_Action item_
Beginning with the opening line, restate the following material exactly, up through the line that contains "SIESTA is run".

_Information supplied_
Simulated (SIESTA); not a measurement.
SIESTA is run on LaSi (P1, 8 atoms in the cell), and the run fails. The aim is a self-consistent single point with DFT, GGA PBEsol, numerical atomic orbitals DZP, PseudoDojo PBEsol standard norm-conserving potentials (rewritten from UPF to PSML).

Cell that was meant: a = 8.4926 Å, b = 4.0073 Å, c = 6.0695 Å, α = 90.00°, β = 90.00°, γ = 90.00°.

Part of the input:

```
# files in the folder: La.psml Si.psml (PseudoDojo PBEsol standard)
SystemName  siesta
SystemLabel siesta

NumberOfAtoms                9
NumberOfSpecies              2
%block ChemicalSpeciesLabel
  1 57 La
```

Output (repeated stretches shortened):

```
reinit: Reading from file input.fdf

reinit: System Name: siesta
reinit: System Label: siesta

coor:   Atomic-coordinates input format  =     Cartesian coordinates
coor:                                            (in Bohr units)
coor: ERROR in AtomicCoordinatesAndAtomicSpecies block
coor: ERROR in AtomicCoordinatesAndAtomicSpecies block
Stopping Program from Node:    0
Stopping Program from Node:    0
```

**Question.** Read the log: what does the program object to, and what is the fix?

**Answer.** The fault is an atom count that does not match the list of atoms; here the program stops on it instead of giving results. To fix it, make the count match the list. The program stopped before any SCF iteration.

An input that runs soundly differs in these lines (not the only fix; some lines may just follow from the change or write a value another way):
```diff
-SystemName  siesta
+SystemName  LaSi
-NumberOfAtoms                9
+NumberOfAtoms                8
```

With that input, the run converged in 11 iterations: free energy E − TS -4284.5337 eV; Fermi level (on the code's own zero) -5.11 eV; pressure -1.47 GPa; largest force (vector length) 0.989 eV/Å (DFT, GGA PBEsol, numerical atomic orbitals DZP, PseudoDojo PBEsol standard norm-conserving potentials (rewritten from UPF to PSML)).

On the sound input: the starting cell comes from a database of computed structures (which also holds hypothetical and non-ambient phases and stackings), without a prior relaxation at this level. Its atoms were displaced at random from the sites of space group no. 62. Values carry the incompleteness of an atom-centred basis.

_Your response_
Simulated (SIESTA); not a measurement.
SIESTA is run on LaSi (P1, 8 atoms in the cell), and the run fails. The aim is a self-consistent single point with DFT, GGA PBEsol, numerical atomic orbitals DZP, PseudoDojo PBEsol standard norm-conserving potentials (rewritten from UPF to PSML).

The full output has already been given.